EXCERPTED DATA
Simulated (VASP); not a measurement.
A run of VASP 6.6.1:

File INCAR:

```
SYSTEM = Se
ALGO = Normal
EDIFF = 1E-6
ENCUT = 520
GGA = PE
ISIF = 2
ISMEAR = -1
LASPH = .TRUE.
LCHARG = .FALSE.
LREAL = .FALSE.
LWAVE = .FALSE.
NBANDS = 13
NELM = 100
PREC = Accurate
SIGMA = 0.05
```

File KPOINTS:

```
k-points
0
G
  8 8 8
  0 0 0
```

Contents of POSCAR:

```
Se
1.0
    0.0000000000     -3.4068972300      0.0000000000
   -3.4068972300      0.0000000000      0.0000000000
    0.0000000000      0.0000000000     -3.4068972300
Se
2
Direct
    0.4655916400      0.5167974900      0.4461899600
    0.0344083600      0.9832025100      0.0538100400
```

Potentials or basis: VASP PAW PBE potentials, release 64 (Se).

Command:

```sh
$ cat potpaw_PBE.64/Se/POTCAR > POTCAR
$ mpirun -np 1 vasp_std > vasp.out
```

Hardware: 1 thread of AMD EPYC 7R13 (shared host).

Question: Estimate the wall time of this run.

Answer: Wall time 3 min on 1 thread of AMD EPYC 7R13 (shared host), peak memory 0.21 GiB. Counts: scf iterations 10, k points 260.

REQUIREMENT
Repeat, word for word, the lines from the opening of the material through the line containing "Question: Estimate the wall time of this run.".

EXPECTED ANSWER
Simulated (VASP); not a measurement.
A run of VASP 6.6.1:

File INCAR:

```
SYSTEM = Se
ALGO = Normal
EDIFF = 1E-6
ENCUT = 520
GGA = PE
ISIF = 2
ISMEAR = -1
LASPH = .TRUE.
LCHARG = .FALSE.
LREAL = .FALSE.
LWAVE = .FALSE.
NBANDS = 13
NELM = 100
PREC = Accurate
SIGMA = 0.05
```

File KPOINTS:

```
k-points
0
G
  8 8 8
  0 0 0
```

Contents of POSCAR:

```
Se
1.0
    0.0000000000     -3.4068972300      0.0000000000
   -3.4068972300      0.0000000000      0.0000000000
    0.0000000000      0.0000000000     -3.4068972300
Se
2
Direct
    0.4655916400      0.5167974900      0.4461899600
    0.0344083600      0.9832025100      0.0538100400
```

Potentials or basis: VASP PAW PBE potentials, release 64 (Se).

Command:

```sh
$ cat potpaw_PBE.64/Se/POTCAR > POTCAR
$ mpirun -np 1 vasp_std > vasp.out
```

Hardware: 1 thread of AMD EPYC 7R13 (shared host).

Question: Estimate the wall time of this run.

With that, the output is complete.